_ _ _ _ _
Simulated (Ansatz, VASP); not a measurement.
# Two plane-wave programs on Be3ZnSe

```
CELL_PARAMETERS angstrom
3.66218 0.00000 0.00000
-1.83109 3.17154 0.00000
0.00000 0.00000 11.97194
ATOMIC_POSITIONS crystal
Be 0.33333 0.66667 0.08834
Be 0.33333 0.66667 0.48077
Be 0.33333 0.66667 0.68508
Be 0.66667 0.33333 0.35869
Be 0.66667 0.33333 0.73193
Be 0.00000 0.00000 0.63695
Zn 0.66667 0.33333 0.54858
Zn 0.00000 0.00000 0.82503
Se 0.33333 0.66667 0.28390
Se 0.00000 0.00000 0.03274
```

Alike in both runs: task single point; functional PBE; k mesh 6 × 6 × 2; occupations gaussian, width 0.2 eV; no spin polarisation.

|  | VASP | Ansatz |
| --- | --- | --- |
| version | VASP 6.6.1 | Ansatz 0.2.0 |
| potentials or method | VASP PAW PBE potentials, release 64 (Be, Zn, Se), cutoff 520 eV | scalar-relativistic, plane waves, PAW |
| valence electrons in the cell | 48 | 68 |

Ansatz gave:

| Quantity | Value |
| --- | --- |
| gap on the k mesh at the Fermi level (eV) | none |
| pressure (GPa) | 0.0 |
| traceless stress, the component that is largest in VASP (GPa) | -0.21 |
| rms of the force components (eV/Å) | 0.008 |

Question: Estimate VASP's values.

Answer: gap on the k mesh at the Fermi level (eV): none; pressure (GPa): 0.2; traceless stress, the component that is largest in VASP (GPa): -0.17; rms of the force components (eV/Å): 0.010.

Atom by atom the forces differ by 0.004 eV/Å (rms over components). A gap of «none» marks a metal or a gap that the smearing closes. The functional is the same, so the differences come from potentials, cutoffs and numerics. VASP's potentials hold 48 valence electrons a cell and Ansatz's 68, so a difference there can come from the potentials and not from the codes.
_ _ _ _ _

* Assignment: Each line from the beginning of the entries to the line with "Ansatz 0.2.0 |" must be repeated exactly, with both end lines kept and no other lines given.

* Response box:
Simulated (Ansatz, VASP); not a measurement.
# Two plane-wave programs on Be3ZnSe

```
CELL_PARAMETERS angstrom
3.66218 0.00000 0.00000
-1.83109 3.17154 0.00000
0.00000 0.00000 11.97194
ATOMIC_POSITIONS crystal
Be 0.33333 0.66667 0.08834
Be 0.33333 0.66667 0.48077
Be 0.33333 0.66667 0.68508
Be 0.66667 0.33333 0.35869
Be 0.66667 0.33333 0.73193
Be 0.00000 0.00000 0.63695
Zn 0.66667 0.33333 0.54858
Zn 0.00000 0.00000 0.82503
Se 0.33333 0.66667 0.28390
Se 0.00000 0.00000 0.03274
```

Alike in both runs: task single point; functional PBE; k mesh 6 × 6 × 2; occupations gaussian, width 0.2 eV; no spin polarisation.

|  | VASP | Ansatz |
| --- | --- | --- |
| version | VASP 6.6.1 | Ansatz 0.2.0 |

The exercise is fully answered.